◆ ◆ ◆ ◆

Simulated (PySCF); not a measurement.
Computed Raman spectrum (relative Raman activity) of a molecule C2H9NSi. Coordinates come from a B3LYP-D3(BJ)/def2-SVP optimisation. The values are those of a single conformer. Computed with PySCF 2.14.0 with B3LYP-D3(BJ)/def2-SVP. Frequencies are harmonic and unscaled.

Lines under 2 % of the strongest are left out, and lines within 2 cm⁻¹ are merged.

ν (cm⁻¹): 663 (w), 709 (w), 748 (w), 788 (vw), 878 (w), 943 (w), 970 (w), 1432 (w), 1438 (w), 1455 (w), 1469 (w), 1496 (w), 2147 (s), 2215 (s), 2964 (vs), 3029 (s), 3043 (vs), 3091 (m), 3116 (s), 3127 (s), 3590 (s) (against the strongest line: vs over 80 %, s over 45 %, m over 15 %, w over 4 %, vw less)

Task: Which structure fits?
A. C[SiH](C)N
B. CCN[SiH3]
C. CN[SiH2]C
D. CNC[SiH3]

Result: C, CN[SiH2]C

◆ ◆ ◆ ◆

* **Activity**
Of all the entries above, retype exactly the lines from the line with "C. CN[SiH2]C" to the line with "D. CNC[SiH3]", both included, and no others.

* **Task response**
C. CN[SiH2]C
D. CNC[SiH3]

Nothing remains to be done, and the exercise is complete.